## EXERCISE
Starting with the first line and ending with the one that holds "One way to write", retype the entries exactly.

## PROVIDED DATA
<<<<
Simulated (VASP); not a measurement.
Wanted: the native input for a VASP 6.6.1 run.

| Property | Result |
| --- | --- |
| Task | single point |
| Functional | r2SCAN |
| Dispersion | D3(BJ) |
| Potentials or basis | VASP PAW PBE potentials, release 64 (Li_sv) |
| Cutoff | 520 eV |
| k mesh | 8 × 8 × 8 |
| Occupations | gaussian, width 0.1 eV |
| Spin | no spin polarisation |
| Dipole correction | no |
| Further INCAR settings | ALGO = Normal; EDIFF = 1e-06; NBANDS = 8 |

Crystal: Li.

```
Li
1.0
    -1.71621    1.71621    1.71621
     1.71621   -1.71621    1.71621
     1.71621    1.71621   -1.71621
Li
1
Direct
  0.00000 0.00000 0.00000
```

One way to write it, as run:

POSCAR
>>>>

## EXERCISE RESPONSE
Simulated (VASP); not a measurement.
Wanted: the native input for a VASP 6.6.1 run.

| Property | Result |
| --- | --- |
| Task | single point |
| Functional | r2SCAN |
| Dispersion | D3(BJ) |
| Potentials or basis | VASP PAW PBE potentials, release 64 (Li_sv) |
| Cutoff | 520 eV |
| k mesh | 8 × 8 × 8 |
| Occupations | gaussian, width 0.1 eV |
| Spin | no spin polarisation |
| Dipole correction | no |
| Further INCAR settings | ALGO = Normal; EDIFF = 1e-06; NBANDS = 8 |

Crystal: Li.

```
Li
1.0
    -1.71621    1.71621    1.71621
     1.71621   -1.71621    1.71621
     1.71621    1.71621   -1.71621
Li
1
Direct
  0.00000 0.00000 0.00000
```

One way to write it, as run:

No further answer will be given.